| Brief |
Every line of the listing that follows must be written out unchanged.

| Dataset records |
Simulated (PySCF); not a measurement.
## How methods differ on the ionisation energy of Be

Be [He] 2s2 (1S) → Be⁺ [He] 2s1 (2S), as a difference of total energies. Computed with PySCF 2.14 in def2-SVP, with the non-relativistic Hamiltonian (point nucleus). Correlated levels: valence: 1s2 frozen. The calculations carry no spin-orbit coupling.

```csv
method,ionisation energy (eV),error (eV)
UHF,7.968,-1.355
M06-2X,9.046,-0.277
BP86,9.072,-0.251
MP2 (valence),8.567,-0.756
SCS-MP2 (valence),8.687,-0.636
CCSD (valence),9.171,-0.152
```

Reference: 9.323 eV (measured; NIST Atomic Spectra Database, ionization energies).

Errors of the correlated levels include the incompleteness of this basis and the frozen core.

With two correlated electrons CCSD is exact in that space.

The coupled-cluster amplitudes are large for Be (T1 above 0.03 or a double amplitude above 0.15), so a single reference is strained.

| Written answer |
Simulated (PySCF); not a measurement.
## How methods differ on the ionisation energy of Be

Be [He] 2s2 (1S) → Be⁺ [He] 2s1 (2S), as a difference of total energies. Computed with PySCF 2.14 in def2-SVP, with the non-relativistic Hamiltonian (point nucleus). Correlated levels: valence: 1s2 frozen. The calculations carry no spin-orbit coupling.

```csv
method,ionisation energy (eV),error (eV)
UHF,7.968,-1.355
M06-2X,9.046,-0.277
BP86,9.072,-0.251
MP2 (valence),8.567,-0.756
SCS-MP2 (valence),8.687,-0.636
CCSD (valence),9.171,-0.152
```

Reference: 9.323 eV (measured; NIST Atomic Spectra Database, ionization energies).

Errors of the correlated levels include the incompleteness of this basis and the frozen core.

With two correlated electrons CCSD is exact in that space.

The coupled-cluster amplitudes are large for Be (T1 above 0.03 or a double amplitude above 0.15), so a single reference is strained.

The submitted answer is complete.